WORK TASK:
Beginning with the first line below, please restate each line exactly, down to and including the line containing "147.1 | 161 |".

INFORMATION PROVIDED:
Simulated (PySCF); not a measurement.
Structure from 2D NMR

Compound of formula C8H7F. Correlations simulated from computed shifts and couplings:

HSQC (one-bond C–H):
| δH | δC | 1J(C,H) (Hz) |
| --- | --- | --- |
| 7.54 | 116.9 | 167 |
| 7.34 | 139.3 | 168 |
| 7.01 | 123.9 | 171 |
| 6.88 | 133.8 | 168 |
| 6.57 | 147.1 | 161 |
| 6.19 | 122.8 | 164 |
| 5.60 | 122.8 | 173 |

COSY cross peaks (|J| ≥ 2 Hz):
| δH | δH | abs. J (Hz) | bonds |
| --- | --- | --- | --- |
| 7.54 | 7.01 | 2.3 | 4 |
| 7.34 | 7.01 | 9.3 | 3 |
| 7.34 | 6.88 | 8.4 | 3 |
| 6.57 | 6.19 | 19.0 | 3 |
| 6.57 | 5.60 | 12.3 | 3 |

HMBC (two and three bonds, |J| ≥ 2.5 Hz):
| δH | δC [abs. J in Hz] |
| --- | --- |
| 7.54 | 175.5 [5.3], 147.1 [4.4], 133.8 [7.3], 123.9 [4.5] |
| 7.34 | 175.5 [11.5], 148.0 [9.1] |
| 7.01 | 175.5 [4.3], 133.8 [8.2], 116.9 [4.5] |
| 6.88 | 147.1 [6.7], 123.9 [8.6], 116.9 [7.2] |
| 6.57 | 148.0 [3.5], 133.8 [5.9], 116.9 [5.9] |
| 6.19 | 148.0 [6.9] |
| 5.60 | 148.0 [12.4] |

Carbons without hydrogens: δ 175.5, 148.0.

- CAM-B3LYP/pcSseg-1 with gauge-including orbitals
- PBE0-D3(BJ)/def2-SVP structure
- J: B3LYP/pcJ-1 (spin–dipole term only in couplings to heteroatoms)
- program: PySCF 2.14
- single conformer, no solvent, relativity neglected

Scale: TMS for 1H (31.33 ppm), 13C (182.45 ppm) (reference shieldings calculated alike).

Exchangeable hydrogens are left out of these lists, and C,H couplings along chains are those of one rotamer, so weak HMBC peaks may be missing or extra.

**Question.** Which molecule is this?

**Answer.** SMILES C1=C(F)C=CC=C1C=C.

TASK OUTPUT:
Simulated (PySCF); not a measurement.
Structure from 2D NMR

Compound of formula C8H7F. Correlations simulated from computed shifts and couplings:

HSQC (one-bond C–H):
| δH | δC | 1J(C,H) (Hz) |
| --- | --- | --- |
| 7.54 | 116.9 | 167 |
| 7.34 | 139.3 | 168 |
| 7.01 | 123.9 | 171 |
| 6.88 | 133.8 | 168 |
| 6.57 | 147.1 | 161 |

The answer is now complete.